RECORDED DATA:
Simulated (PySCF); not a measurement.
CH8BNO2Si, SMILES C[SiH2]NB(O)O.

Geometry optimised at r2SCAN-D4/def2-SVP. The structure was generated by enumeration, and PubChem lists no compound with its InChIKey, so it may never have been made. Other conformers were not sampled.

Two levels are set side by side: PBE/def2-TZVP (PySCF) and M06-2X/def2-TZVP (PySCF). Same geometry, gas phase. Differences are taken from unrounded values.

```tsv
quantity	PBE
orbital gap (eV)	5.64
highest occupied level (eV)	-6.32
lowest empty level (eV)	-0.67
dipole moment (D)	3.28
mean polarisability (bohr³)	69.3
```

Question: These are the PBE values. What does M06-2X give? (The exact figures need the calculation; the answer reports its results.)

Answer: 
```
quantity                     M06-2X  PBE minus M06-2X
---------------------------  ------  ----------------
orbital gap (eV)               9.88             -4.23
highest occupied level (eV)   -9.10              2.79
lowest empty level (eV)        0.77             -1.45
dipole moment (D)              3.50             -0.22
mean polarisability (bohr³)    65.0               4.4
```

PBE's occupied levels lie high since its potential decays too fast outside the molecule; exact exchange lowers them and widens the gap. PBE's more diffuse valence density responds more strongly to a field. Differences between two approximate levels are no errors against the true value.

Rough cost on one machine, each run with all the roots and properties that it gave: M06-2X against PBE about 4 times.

WORK ORDER: Beginning at the first line of the records, give again each line exactly as written, ending with the line that contains "PBE's occupied levels".

TASK RESULT:
Simulated (PySCF); not a measurement.
CH8BNO2Si, SMILES C[SiH2]NB(O)O.

Geometry optimised at r2SCAN-D4/def2-SVP. The structure was generated by enumeration, and PubChem lists no compound with its InChIKey, so it may never have been made. Other conformers were not sampled.

Two levels are set side by side: PBE/def2-TZVP (PySCF) and M06-2X/def2-TZVP (PySCF). Same geometry, gas phase. Differences are taken from unrounded values.

```tsv
quantity	PBE
orbital gap (eV)	5.64
highest occupied level (eV)	-6.32
lowest empty level (eV)	-0.67
dipole moment (D)	3.28
mean polarisability (bohr³)	69.3
```

Question: These are the PBE values. What does M06-2X give? (The exact figures need the calculation; the answer reports its results.)

Answer: 
```
quantity                     M06-2X  PBE minus M06-2X
---------------------------  ------  ----------------
orbital gap (eV)               9.88             -4.23
highest occupied level (eV)   -9.10              2.79
lowest empty level (eV)        0.77             -1.45
dipole moment (D)              3.50             -0.22
mean polarisability (bohr³)    65.0               4.4
```

PBE's occupied levels lie high since its potential decays too fast outside the molecule; exact exchange lowers them and widens the gap. PBE's more diffuse valence density responds more strongly to a field. Differences between two approximate levels are no errors against the true value.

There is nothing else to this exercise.